## WORK TASK
All of the data below should be copied exactly as it stands.

## DATA RECORDS
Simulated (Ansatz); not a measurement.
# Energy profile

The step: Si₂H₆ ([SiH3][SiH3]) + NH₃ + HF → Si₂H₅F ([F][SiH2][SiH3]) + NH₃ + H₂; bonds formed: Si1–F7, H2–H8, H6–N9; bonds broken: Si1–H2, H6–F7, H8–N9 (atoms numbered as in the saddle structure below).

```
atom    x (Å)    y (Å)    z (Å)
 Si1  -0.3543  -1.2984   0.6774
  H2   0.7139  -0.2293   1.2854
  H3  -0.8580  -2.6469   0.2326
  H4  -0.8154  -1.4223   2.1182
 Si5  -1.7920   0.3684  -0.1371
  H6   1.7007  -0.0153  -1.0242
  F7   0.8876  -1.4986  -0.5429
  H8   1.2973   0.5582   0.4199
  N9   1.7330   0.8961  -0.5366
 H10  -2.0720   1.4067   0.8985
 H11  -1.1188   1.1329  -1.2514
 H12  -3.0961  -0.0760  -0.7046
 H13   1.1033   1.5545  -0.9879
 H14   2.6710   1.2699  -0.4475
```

## ANSWER BOX
Simulated (Ansatz); not a measurement.
# Energy profile

The step: Si₂H₆ ([SiH3][SiH3]) + NH₃ + HF → Si₂H₅F ([F][SiH2][SiH3]) + NH₃ + H₂; bonds formed: Si1–F7, H2–H8, H6–N9; bonds broken: Si1–H2, H6–F7, H8–N9 (atoms numbered as in the saddle structure below).

```
atom    x (Å)    y (Å)    z (Å)
 Si1  -0.3543  -1.2984   0.6774
  H2   0.7139  -0.2293   1.2854
  H3  -0.8580  -2.6469   0.2326
  H4  -0.8154  -1.4223   2.1182
 Si5  -1.7920   0.3684  -0.1371
  H6   1.7007  -0.0153  -1.0242
  F7   0.8876  -1.4986  -0.5429
  H8   1.2973   0.5582   0.4199
  N9   1.7330   0.8961  -0.5366
 H10  -2.0720   1.4067   0.8985
 H11  -1.1188   1.1329  -1.2514
 H12  -3.0961  -0.0760  -0.7046
 H13   1.1033   1.5545  -0.9879
 H14   2.6710   1.2699  -0.4475
```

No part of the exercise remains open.